====== Information provided ======
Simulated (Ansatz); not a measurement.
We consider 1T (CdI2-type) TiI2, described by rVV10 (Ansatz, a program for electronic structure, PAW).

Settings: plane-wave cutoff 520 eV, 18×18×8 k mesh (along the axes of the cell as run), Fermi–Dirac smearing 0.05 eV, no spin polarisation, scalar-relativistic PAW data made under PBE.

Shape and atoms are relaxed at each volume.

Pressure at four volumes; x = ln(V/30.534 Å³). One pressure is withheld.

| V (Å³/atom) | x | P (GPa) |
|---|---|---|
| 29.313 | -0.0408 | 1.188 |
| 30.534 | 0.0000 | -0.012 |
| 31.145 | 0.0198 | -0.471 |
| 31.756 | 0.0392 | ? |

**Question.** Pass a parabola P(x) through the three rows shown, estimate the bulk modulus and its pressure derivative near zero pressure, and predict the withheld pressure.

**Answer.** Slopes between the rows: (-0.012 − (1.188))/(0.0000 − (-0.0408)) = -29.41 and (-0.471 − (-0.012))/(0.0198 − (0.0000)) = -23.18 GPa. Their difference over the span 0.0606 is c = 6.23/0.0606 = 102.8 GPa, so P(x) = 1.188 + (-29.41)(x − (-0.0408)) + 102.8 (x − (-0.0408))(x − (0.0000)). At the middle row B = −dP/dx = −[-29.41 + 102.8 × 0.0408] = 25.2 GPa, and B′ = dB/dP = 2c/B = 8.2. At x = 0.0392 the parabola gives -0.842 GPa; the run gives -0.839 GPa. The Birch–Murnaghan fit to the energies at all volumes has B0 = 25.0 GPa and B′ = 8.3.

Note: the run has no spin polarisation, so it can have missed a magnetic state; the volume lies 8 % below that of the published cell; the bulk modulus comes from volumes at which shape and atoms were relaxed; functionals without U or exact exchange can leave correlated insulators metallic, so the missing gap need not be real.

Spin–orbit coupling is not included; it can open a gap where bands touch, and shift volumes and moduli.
======

Exercise: Exact lines only, please: output the listing from the first line to the line with "the withheld pressure.", both included.

Task solution:
Simulated (Ansatz); not a measurement.
We consider 1T (CdI2-type) TiI2, described by rVV10 (Ansatz, a program for electronic structure, PAW).

Settings: plane-wave cutoff 520 eV, 18×18×8 k mesh (along the axes of the cell as run), Fermi–Dirac smearing 0.05 eV, no spin polarisation, scalar-relativistic PAW data made under PBE.

Shape and atoms are relaxed at each volume.

Pressure at four volumes; x = ln(V/30.534 Å³). One pressure is withheld.

| V (Å³/atom) | x | P (GPa) |
|---|---|---|
| 29.313 | -0.0408 | 1.188 |
| 30.534 | 0.0000 | -0.012 |
| 31.145 | 0.0198 | -0.471 |
| 31.756 | 0.0392 | ? |

**Question.** Pass a parabola P(x) through the three rows shown, estimate the bulk modulus and its pressure derivative near zero pressure, and predict the withheld pressure.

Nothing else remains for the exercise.